# Work item
Reproduce the opening lines of the records exactly, up to and including the line in which "Functional | r2SCAN |" occurs.

___

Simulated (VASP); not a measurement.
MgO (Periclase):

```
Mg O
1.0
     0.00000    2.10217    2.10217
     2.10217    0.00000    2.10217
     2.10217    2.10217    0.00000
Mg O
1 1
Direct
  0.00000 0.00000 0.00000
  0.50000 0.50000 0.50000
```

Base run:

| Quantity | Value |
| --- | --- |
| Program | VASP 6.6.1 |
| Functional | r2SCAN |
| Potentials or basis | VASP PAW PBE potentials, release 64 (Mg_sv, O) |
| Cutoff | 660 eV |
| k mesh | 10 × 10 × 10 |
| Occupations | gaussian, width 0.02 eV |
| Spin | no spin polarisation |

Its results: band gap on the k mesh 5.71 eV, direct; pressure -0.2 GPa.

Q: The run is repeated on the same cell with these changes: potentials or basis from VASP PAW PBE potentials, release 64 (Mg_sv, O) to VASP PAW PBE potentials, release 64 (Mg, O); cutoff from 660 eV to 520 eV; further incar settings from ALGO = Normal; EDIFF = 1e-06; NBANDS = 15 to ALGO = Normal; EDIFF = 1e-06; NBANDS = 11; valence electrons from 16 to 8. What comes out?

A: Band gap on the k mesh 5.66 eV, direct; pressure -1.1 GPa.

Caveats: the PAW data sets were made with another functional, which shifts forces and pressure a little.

___

# Exercise output
Simulated (VASP); not a measurement.
MgO (Periclase):

```
Mg O
1.0
     0.00000    2.10217    2.10217
     2.10217    0.00000    2.10217
     2.10217    2.10217    0.00000
Mg O
1 1
Direct
  0.00000 0.00000 0.00000
  0.50000 0.50000 0.50000
```

Base run:

| Quantity | Value |
| --- | --- |
| Program | VASP 6.6.1 |
| Functional | r2SCAN |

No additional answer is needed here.